** Given entries follows **

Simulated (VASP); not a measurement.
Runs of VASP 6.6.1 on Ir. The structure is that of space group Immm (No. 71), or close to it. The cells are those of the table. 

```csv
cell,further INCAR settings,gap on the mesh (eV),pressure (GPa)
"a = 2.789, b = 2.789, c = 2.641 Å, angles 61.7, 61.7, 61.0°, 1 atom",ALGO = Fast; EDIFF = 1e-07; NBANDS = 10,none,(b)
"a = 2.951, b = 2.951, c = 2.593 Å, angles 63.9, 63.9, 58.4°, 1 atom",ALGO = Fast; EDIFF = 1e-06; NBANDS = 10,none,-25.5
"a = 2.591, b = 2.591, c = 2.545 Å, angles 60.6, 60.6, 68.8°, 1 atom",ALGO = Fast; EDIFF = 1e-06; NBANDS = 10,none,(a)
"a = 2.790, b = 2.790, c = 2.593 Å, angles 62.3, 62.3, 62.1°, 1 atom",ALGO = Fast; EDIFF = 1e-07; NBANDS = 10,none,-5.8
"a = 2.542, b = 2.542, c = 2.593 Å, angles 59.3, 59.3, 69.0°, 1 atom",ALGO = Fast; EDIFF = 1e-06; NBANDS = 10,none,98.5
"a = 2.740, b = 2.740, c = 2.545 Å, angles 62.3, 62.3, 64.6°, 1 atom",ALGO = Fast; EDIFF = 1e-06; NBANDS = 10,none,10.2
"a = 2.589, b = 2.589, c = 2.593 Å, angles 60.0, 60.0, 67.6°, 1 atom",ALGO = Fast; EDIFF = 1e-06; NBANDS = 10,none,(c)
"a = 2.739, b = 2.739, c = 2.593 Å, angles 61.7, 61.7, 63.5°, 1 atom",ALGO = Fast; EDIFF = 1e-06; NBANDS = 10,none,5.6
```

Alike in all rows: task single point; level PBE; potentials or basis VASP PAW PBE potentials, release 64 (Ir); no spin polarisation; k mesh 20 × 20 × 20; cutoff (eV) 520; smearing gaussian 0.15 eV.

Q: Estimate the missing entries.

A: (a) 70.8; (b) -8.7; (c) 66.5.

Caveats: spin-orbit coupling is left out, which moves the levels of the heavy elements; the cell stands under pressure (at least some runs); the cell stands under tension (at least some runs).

** End of Given entries **

# Work order
From the line that has "Q: Estimate the missing entries." through the line that has "A: (a) 70.8; (b) -8.7; (c) 66.5.", copy every line exactly as it appears above, and leave out all others.

# Answer section
Q: Estimate the missing entries.

A: (a) 70.8; (b) -8.7; (c) 66.5.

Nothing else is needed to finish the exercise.